--- Excerpted records ---
━━━
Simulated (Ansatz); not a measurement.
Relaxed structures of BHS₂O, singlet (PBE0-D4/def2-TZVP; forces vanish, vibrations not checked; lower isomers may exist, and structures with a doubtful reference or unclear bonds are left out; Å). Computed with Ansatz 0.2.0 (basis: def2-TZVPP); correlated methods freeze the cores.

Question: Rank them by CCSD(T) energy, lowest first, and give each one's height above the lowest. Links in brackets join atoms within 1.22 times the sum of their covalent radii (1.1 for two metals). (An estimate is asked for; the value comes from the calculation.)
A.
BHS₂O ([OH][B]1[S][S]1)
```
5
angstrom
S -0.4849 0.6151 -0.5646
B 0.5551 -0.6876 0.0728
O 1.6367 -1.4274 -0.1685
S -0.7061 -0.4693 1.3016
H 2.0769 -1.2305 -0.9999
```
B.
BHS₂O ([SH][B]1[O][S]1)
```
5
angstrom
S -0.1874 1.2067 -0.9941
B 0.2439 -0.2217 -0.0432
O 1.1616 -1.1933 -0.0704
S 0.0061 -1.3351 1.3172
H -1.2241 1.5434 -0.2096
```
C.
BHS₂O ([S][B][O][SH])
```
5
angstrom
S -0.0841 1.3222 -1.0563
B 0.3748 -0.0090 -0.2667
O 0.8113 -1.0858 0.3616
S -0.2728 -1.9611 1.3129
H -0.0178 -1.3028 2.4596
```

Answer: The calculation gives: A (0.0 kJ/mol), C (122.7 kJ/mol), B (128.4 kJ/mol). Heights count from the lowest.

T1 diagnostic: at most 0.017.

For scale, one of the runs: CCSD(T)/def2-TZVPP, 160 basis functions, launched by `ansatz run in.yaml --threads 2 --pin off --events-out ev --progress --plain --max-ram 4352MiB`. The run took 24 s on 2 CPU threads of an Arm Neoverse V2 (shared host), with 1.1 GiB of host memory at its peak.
━━━

--- Work request ---
Only the lines from the top of the data through the line that contains "Relaxed structures of" should be quoted, exactly as they stand.

--- Solution ---
Simulated (Ansatz); not a measurement.
Relaxed structures of BHS₂O, singlet (PBE0-D4/def2-TZVP; forces vanish, vibrations not checked; lower isomers may exist, and structures with a doubtful reference or unclear bonds are left out; Å). Computed with Ansatz 0.2.0 (basis: def2-TZVPP); correlated methods freeze the cores.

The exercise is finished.